Action item ▸ Each entry below is to be copied out exactly and in full.

Dataset records ▸
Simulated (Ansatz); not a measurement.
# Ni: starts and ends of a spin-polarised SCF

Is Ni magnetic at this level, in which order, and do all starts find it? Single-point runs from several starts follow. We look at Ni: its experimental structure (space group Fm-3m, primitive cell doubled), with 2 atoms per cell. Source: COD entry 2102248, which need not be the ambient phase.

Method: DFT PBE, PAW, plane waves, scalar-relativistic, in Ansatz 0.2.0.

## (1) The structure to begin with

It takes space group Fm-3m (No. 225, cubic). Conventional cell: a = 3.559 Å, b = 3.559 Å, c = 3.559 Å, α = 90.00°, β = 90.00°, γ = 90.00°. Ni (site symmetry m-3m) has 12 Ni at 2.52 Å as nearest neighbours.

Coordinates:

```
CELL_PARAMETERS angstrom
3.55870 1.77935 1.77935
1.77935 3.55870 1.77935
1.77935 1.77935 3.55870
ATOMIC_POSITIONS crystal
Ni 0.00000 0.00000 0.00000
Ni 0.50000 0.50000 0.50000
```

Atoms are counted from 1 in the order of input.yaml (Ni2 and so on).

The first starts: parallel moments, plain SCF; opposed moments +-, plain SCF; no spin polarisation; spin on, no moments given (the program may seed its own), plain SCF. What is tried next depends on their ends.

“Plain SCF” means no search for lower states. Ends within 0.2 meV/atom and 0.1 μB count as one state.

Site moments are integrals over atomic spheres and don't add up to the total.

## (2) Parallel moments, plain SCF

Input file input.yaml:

Result ▸
Simulated (Ansatz); not a measurement.
# Ni: starts and ends of a spin-polarised SCF

Is Ni magnetic at this level, in which order, and do all starts find it? Single-point runs from several starts follow. We look at Ni: its experimental structure (space group Fm-3m, primitive cell doubled), with 2 atoms per cell. Source: COD entry 2102248, which need not be the ambient phase.

Method: DFT PBE, PAW, plane waves, scalar-relativistic, in Ansatz 0.2.0.

## (1) The structure to begin with

It takes space group Fm-3m (No. 225, cubic). Conventional cell: a = 3.559 Å, b = 3.559 Å, c = 3.559 Å, α = 90.00°, β = 90.00°, γ = 90.00°. Ni (site symmetry m-3m) has 12 Ni at 2.52 Å as nearest neighbours.

Coordinates:

```
CELL_PARAMETERS angstrom
3.55870 1.77935 1.77935
1.77935 3.55870 1.77935
1.77935 1.77935 3.55870
ATOMIC_POSITIONS crystal
Ni 0.00000 0.00000 0.00000
Ni 0.50000 0.50000 0.50000
```

Atoms are counted from 1 in the order of input.yaml (Ni2 and so on).

The first starts: parallel moments, plain SCF; opposed moments +-, plain SCF; no spin polarisation; spin on, no moments given (the program may seed its own), plain SCF. What is tried next depends on their ends.

“Plain SCF” means no search for lower states. Ends within 0.2 meV/atom and 0.1 μB count as one state.

Site moments are integrals over atomic spheres and don't add up to the total.

## (2) Parallel moments, plain SCF

Input file input.yaml:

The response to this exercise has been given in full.